- **Work request**
Lines outside the range are not wanted. Give again exactly the lines between the line holding "These are equilibrium" and the line holding "Problem. At 1550", inclusive, from the listing below.

++++++

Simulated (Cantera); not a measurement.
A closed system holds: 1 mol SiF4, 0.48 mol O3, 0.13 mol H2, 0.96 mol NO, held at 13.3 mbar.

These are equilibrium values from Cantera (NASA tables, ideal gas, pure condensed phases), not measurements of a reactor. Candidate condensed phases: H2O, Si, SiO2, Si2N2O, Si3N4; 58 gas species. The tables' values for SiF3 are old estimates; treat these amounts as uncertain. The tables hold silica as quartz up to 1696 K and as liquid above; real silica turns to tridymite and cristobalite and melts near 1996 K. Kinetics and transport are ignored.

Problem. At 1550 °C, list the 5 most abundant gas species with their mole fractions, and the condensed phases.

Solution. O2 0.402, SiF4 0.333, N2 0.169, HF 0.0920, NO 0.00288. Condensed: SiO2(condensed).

++++++

- **Exercise output**
These are equilibrium values from Cantera (NASA tables, ideal gas, pure condensed phases), not measurements of a reactor. Candidate condensed phases: H2O, Si, SiO2, Si2N2O, Si3N4; 58 gas species. The tables' values for SiF3 are old estimates; treat these amounts as uncertain. The tables hold silica as quartz up to 1696 K and as liquid above; real silica turns to tridymite and cristobalite and melts near 1996 K. Kinetics and transport are ignored.

Problem. At 1550 °C, list the 5 most abundant gas species with their mole fractions, and the condensed phases.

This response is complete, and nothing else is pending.